#### Record set:
____________________
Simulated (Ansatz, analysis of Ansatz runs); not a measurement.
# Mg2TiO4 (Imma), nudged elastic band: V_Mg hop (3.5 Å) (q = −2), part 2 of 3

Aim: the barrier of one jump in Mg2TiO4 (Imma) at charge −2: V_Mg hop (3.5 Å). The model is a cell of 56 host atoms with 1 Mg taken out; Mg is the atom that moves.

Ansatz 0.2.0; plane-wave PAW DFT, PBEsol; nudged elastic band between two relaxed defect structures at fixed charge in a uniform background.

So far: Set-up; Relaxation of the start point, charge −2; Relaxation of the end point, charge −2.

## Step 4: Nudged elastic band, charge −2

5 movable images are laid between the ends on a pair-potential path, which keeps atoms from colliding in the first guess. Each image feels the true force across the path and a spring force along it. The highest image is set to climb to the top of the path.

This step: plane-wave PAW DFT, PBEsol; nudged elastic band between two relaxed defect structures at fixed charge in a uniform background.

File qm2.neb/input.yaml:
____________________

#### Assigned task:
Could you transcribe the whole listing above without any edits?

#### Answer section:
Simulated (Ansatz, analysis of Ansatz runs); not a measurement.
# Mg2TiO4 (Imma), nudged elastic band: V_Mg hop (3.5 Å) (q = −2), part 2 of 3

Aim: the barrier of one jump in Mg2TiO4 (Imma) at charge −2: V_Mg hop (3.5 Å). The model is a cell of 56 host atoms with 1 Mg taken out; Mg is the atom that moves.

Ansatz 0.2.0; plane-wave PAW DFT, PBEsol; nudged elastic band between two relaxed defect structures at fixed charge in a uniform background.

So far: Set-up; Relaxation of the start point, charge −2; Relaxation of the end point, charge −2.

## Step 4: Nudged elastic band, charge −2

5 movable images are laid between the ends on a pair-potential path, which keeps atoms from colliding in the first guess. Each image feels the true force across the path and a spring force along it. The highest image is set to climb to the top of the path.

This step: plane-wave PAW DFT, PBEsol; nudged elastic band between two relaxed defect structures at fixed charge in a uniform background.

File qm2.neb/input.yaml:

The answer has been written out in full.